- PROVIDED RECORDS:
• • • •
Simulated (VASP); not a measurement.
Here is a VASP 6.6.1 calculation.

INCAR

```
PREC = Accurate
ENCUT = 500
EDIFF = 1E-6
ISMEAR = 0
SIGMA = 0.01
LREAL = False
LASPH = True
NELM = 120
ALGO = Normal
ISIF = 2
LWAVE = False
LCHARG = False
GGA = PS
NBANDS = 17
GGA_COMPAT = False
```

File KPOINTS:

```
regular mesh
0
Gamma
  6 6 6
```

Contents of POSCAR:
• • • •

- ASSIGNED TASK: Reproduce all the records precisely.

- RESPONSE AREA:
Simulated (VASP); not a measurement.
Here is a VASP 6.6.1 calculation.

INCAR

```
PREC = Accurate
ENCUT = 500
EDIFF = 1E-6
ISMEAR = 0
SIGMA = 0.01
LREAL = False
LASPH = True
NELM = 120
ALGO = Normal
ISIF = 2
LWAVE = False
LCHARG = False
GGA = PS
NBANDS = 17
GGA_COMPAT = False
```

File KPOINTS:

```
regular mesh
0
Gamma
  6 6 6
```

Contents of POSCAR:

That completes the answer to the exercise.